▶ [Provided records]
####################

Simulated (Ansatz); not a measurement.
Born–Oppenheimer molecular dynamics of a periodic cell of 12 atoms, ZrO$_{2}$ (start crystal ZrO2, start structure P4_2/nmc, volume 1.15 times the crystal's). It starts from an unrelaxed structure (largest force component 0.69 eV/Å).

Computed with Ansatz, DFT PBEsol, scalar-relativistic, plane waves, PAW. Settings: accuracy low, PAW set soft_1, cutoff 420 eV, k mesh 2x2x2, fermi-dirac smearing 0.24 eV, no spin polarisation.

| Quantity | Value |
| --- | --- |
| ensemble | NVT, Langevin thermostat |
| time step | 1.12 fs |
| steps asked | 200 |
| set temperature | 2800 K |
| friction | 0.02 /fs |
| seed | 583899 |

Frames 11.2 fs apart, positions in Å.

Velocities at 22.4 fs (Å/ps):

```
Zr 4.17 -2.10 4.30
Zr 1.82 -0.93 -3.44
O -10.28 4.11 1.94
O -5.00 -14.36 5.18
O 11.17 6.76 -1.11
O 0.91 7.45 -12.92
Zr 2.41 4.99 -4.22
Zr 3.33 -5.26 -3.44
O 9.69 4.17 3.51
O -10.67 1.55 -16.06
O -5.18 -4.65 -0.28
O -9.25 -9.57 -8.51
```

####################

▶ [Work task] The lines of the data, from the first through the one containing "Born–Oppenheimer molecular dynamics", are to be transcribed exactly.

▶ [Answer section]
Simulated (Ansatz); not a measurement.
Born–Oppenheimer molecular dynamics of a periodic cell of 12 atoms, ZrO$_{2}$ (start crystal ZrO2, start structure P4_2/nmc, volume 1.15 times the crystal's). It starts from an unrelaxed structure (largest force component 0.69 eV/Å).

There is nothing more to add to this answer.